**Assignment:** When the line with "### 1 The starting structure" is reached, include it and stop; before that, copy each line of the listing exactly from the first.

**Raw data:**
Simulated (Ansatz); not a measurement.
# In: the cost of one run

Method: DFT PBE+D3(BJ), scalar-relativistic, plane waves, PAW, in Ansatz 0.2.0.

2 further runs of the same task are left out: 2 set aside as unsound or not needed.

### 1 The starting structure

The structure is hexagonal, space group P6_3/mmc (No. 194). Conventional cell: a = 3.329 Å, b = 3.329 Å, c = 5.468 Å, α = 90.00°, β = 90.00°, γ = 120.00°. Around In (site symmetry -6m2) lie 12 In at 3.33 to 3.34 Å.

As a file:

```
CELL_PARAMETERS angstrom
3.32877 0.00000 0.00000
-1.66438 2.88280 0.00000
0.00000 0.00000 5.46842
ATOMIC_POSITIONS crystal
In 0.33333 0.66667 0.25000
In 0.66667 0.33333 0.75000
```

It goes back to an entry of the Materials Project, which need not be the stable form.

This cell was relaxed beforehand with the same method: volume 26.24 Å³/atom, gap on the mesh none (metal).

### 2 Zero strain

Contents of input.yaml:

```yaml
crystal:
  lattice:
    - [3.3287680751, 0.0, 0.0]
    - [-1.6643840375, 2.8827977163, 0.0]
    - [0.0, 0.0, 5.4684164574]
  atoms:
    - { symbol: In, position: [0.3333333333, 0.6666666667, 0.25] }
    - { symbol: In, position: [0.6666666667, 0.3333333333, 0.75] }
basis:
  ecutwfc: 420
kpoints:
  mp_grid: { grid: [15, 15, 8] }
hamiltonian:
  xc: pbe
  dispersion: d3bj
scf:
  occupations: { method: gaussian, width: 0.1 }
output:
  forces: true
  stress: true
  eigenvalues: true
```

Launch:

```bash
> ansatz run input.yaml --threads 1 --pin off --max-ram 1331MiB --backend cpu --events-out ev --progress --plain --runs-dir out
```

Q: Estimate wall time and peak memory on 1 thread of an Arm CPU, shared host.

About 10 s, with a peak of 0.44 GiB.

**Written response:**
Simulated (Ansatz); not a measurement.
# In: the cost of one run

Method: DFT PBE+D3(BJ), scalar-relativistic, plane waves, PAW, in Ansatz 0.2.0.

2 further runs of the same task are left out: 2 set aside as unsound or not needed.

### 1 The starting structure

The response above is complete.